*Work instruction*.
Transcribe only the lines between the first line of the records and the line containing "- Cutoff: 600 eV", inclusive, exactly as written.

*Excerpted records*.
::::::::::
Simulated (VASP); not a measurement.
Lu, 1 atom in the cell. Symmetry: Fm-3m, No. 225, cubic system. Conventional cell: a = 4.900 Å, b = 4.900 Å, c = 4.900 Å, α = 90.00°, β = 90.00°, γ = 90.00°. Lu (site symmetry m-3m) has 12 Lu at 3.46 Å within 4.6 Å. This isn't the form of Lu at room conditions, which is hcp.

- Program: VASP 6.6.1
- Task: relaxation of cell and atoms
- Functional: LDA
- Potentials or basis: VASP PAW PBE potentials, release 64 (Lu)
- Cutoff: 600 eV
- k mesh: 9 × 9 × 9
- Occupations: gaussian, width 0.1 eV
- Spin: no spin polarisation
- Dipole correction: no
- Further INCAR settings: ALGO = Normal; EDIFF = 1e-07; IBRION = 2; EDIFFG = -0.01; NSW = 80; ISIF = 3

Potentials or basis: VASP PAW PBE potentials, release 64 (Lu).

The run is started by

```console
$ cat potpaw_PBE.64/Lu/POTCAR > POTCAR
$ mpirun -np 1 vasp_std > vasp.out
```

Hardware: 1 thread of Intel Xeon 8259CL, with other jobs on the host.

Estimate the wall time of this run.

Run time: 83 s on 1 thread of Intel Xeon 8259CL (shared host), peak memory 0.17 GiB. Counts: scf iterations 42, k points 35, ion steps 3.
::::::::::

*Task solution*.
Simulated (VASP); not a measurement.
Lu, 1 atom in the cell. Symmetry: Fm-3m, No. 225, cubic system. Conventional cell: a = 4.900 Å, b = 4.900 Å, c = 4.900 Å, α = 90.00°, β = 90.00°, γ = 90.00°. Lu (site symmetry m-3m) has 12 Lu at 3.46 Å within 4.6 Å. This isn't the form of Lu at room conditions, which is hcp.

- Program: VASP 6.6.1
- Task: relaxation of cell and atoms
- Functional: LDA
- Potentials or basis: VASP PAW PBE potentials, release 64 (Lu)
- Cutoff: 600 eV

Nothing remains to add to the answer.